--- DATA FOR ANALYSIS ---
BEGIN
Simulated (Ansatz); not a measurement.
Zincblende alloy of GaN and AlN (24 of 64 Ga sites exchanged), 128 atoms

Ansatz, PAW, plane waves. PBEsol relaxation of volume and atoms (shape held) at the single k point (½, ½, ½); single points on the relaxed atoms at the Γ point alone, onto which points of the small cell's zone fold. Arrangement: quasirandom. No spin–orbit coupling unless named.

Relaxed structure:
END

--- ACTION ITEM ---
The answer is the lines above between the line holding "Zincblende alloy of" and the line holding "Ansatz, PAW, plane", inclusive, each written out exactly, and no others.

--- EXERCISE RESULT ---
Zincblende alloy of GaN and AlN (24 of 64 Ga sites exchanged), 128 atoms

Ansatz, PAW, plane waves. PBEsol relaxation of volume and atoms (shape held) at the single k point (½, ½, ½); single points on the relaxed atoms at the Γ point alone, onto which points of the small cell's zone fold. Arrangement: quasirandom. No spin–orbit coupling unless named.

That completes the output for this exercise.